* [Exercise]:
Copy each of the records exactly.

==*==

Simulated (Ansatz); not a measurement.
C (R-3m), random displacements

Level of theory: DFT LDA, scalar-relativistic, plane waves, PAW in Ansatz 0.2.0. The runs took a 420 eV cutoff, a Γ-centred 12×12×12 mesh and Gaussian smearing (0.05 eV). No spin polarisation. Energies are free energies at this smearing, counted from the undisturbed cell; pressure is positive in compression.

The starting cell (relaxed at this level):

==*==

* [Written answer]:
Simulated (Ansatz); not a measurement.
C (R-3m), random displacements

Level of theory: DFT LDA, scalar-relativistic, plane waves, PAW in Ansatz 0.2.0. The runs took a 420 eV cutoff, a Γ-centred 12×12×12 mesh and Gaussian smearing (0.05 eV). No spin polarisation. Energies are free energies at this smearing, counted from the undisturbed cell; pressure is positive in compression.

The starting cell (relaxed at this level):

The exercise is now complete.